[EXCERPTED RECORDS]:
_____
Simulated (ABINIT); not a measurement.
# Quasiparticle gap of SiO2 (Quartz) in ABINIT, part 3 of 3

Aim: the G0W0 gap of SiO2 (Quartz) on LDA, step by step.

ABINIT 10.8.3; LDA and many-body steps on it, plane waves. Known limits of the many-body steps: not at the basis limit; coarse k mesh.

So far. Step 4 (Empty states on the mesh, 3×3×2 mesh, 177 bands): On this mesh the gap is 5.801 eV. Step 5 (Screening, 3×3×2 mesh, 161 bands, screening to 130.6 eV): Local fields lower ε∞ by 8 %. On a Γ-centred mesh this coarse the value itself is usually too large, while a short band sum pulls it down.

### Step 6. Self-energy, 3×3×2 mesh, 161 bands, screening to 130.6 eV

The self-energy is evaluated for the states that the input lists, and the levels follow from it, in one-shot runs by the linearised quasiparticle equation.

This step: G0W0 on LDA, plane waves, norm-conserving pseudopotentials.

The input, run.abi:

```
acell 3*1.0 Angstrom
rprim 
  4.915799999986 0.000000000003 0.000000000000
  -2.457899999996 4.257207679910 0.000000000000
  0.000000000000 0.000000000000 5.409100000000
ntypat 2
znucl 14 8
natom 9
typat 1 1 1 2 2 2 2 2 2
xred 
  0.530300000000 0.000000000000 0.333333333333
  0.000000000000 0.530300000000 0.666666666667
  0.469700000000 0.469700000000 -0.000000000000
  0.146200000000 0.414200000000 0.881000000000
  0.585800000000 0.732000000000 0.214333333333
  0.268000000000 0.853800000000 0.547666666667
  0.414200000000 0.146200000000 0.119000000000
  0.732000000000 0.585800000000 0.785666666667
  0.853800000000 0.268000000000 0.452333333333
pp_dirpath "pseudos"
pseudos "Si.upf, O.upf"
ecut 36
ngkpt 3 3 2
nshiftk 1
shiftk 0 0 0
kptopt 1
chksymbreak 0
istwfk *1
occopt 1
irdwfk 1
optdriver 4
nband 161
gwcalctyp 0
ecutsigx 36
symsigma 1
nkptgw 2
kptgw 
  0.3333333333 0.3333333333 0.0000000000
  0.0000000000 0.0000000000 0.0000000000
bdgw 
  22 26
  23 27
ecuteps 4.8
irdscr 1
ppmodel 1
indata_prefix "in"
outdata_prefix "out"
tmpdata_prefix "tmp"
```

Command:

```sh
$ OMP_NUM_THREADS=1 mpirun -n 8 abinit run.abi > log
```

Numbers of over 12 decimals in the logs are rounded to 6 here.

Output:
_____

Write down exactly every line of the material above up to and including the line containing "Aim: the G0W0".

Simulated (ABINIT); not a measurement.
# Quasiparticle gap of SiO2 (Quartz) in ABINIT, part 3 of 3

Aim: the G0W0 gap of SiO2 (Quartz) on LDA, step by step.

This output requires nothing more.